=-=-=
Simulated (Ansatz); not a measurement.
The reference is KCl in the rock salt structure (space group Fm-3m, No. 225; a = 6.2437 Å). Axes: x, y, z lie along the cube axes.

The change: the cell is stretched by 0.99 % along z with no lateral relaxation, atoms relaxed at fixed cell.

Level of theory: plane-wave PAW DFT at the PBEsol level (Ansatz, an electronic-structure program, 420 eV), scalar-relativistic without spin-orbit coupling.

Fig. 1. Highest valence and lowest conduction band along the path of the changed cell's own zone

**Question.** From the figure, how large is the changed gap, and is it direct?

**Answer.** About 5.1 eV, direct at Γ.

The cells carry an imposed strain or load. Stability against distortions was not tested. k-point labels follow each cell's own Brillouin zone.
=-=-=

**WORK ITEM**.
Output the lines of the records above exactly as they appear, from the line containing "is it direct?" through the line containing "direct at Γ.".

**EXERCISE RESPONSE**.
**Question.** From the figure, how large is the changed gap, and is it direct?

**Answer.** About 5.1 eV, direct at Γ.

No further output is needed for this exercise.